Exercise
Your output should be the entries below, from the first line up to and including the line with "C5H7NSSi, numbered as", reproduced exactly and with no other lines.

Data to examine
################
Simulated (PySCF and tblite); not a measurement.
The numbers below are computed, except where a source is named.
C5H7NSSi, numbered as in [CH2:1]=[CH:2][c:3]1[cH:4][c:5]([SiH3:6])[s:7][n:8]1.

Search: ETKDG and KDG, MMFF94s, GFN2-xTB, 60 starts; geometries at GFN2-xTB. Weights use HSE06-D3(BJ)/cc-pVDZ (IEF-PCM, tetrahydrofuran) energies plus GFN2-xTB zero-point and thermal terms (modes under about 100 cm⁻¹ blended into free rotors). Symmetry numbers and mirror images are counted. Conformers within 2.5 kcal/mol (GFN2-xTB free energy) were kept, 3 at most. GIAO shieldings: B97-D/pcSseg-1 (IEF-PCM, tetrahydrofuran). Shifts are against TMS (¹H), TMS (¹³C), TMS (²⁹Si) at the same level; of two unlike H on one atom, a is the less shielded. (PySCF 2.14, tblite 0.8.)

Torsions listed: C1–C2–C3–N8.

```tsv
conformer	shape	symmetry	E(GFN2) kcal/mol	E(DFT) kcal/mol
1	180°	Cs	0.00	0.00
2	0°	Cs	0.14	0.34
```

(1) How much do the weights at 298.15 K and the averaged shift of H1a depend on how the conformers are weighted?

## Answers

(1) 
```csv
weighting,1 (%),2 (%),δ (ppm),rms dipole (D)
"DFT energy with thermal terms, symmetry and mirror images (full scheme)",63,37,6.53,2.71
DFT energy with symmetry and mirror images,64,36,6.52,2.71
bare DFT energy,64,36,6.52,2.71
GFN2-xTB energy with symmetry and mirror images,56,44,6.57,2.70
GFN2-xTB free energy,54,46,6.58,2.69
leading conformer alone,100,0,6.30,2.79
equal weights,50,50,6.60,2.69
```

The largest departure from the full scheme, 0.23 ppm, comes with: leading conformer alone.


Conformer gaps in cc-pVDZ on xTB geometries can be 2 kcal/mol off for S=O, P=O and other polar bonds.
################

Task answer
Simulated (PySCF and tblite); not a measurement.
The numbers below are computed, except where a source is named.
C5H7NSSi, numbered as in [CH2:1]=[CH:2][c:3]1[cH:4][c:5]([SiH3:6])[s:7][n:8]1.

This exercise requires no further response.